Each line below should be restated word for word.

*** RECORD SET
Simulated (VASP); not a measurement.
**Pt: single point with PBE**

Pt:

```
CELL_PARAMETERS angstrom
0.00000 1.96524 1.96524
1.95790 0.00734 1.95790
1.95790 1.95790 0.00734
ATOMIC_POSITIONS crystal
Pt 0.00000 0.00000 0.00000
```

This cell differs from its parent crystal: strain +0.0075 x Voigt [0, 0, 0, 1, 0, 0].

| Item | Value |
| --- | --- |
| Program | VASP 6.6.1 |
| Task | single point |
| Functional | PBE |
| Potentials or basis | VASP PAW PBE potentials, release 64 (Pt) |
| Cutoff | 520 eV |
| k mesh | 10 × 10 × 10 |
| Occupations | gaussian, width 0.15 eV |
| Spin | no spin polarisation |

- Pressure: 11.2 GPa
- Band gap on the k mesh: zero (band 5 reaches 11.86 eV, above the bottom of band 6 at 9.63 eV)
******

# EXERCISE ANSWER
Simulated (VASP); not a measurement.
**Pt: single point with PBE**

Pt:

```
CELL_PARAMETERS angstrom
0.00000 1.96524 1.96524
1.95790 0.00734 1.95790
1.95790 1.95790 0.00734
ATOMIC_POSITIONS crystal
Pt 0.00000 0.00000 0.00000
```

This cell differs from its parent crystal: strain +0.0075 x Voigt [0, 0, 0, 1, 0, 0].

| Item | Value |
| --- | --- |
| Program | VASP 6.6.1 |
| Task | single point |
| Functional | PBE |
| Potentials or basis | VASP PAW PBE potentials, release 64 (Pt) |
| Cutoff | 520 eV |
| k mesh | 10 × 10 × 10 |
| Occupations | gaussian, width 0.15 eV |
| Spin | no spin polarisation |

- Pressure: 11.2 GPa
- Band gap on the k mesh: zero (band 5 reaches 11.86 eV, above the bottom of band 6 at 9.63 eV)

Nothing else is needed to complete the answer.